* **WORK REQUEST**:
Write all of the entries again. Keep them exactly as they are.

-------- DATA EXCERPTS --------

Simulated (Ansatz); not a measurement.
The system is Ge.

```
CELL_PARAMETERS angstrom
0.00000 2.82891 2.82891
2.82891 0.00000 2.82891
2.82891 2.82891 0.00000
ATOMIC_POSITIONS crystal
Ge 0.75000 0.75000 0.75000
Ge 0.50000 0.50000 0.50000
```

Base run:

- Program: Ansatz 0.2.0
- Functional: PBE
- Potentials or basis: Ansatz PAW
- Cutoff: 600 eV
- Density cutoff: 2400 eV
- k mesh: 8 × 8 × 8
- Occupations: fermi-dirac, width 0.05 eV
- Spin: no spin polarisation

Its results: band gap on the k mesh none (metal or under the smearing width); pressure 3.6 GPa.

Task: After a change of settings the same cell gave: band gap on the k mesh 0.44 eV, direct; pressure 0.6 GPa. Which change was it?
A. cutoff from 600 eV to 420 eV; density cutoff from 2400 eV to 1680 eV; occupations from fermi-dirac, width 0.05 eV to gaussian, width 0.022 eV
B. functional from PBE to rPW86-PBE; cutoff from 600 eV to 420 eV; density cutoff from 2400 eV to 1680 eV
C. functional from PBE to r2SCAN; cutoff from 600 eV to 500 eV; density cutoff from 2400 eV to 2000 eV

--------

* **ANSWER AREA**:
Simulated (Ansatz); not a measurement.
The system is Ge.

```
CELL_PARAMETERS angstrom
0.00000 2.82891 2.82891
2.82891 0.00000 2.82891
2.82891 2.82891 0.00000
ATOMIC_POSITIONS crystal
Ge 0.75000 0.75000 0.75000
Ge 0.50000 0.50000 0.50000
```

Base run:

- Program: Ansatz 0.2.0
- Functional: PBE
- Potentials or basis: Ansatz PAW
- Cutoff: 600 eV
- Density cutoff: 2400 eV
- k mesh: 8 × 8 × 8
- Occupations: fermi-dirac, width 0.05 eV
- Spin: no spin polarisation

Its results: band gap on the k mesh none (metal or under the smearing width); pressure 3.6 GPa.

Task: After a change of settings the same cell gave: band gap on the k mesh 0.44 eV, direct; pressure 0.6 GPa. Which change was it?
A. cutoff from 600 eV to 420 eV; density cutoff from 2400 eV to 1680 eV; occupations from fermi-dirac, width 0.05 eV to gaussian, width 0.022 eV
B. functional from PBE to rPW86-PBE; cutoff from 600 eV to 420 eV; density cutoff from 2400 eV to 1680 eV
C. functional from PBE to r2SCAN; cutoff from 600 eV to 500 eV; density cutoff from 2400 eV to 2000 eV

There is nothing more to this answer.